■ WORK ITEM ■
From the listing below, output only the lines starting at the line that has "# The valence" and ending at the line that has "## (1) The structure", exactly as they appear, ends included.

■ DATASET EXCERPTS ■
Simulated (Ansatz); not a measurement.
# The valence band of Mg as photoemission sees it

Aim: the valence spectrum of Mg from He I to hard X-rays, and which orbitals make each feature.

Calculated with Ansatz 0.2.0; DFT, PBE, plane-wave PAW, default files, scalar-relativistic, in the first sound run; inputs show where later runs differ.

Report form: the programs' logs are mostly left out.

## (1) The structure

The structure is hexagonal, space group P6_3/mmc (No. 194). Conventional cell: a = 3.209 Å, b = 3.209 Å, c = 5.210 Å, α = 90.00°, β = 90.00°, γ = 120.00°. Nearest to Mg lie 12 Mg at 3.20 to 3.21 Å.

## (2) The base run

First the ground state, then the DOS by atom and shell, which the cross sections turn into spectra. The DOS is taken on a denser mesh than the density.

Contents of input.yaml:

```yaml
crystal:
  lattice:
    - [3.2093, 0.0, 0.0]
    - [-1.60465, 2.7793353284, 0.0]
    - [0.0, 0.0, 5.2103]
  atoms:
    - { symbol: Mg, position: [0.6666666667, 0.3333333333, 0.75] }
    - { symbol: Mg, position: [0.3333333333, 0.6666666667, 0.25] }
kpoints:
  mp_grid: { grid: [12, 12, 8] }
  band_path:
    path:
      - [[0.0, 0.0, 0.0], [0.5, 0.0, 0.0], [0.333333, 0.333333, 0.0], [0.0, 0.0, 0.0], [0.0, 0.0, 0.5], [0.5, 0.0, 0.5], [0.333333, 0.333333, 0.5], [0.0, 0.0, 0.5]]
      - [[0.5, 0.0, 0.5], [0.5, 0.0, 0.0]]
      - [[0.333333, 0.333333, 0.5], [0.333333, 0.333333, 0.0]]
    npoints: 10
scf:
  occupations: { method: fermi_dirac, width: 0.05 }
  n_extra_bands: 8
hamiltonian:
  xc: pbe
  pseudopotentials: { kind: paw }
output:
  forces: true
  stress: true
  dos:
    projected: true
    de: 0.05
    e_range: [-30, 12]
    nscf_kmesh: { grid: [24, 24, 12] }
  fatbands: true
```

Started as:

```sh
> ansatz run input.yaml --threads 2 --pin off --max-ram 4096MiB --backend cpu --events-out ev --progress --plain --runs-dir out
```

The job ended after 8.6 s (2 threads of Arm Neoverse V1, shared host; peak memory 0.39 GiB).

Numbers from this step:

■ EXERCISE ANSWER ■
# The valence band of Mg as photoemission sees it

Aim: the valence spectrum of Mg from He I to hard X-rays, and which orbitals make each feature.

Calculated with Ansatz 0.2.0; DFT, PBE, plane-wave PAW, default files, scalar-relativistic, in the first sound run; inputs show where later runs differ.

Report form: the programs' logs are mostly left out.

## (1) The structure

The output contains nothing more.